=== Record set ===

..........

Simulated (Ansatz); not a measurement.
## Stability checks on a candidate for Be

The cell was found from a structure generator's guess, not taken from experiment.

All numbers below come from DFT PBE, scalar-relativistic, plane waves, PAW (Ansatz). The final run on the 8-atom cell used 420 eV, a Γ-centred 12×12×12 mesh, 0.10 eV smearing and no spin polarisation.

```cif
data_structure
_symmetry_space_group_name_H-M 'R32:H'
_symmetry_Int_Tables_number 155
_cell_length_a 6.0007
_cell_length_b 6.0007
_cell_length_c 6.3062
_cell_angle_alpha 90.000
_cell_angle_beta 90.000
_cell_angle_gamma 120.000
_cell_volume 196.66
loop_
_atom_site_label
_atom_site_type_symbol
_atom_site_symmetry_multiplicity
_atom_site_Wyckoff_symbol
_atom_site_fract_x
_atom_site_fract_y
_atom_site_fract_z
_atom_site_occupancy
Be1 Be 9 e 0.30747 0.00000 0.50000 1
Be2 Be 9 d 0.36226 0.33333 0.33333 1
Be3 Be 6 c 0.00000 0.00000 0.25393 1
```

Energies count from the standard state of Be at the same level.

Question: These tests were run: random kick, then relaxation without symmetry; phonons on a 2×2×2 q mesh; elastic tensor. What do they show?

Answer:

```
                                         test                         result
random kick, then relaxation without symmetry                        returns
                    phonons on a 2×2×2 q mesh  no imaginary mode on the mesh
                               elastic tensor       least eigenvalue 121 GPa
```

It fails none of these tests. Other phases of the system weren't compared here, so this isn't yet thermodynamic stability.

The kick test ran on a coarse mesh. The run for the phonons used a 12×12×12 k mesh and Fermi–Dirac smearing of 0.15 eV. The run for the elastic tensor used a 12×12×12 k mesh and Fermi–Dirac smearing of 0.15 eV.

..........

=== Requirement ===
In the listing above, locate the line containing "## Stability checks on a candidate for Be" and the line containing "The cell was". Transcribe those two lines and everything between them, exactly as written.

=== Your solution ===
## Stability checks on a candidate for Be

The cell was found from a structure generator's guess, not taken from experiment.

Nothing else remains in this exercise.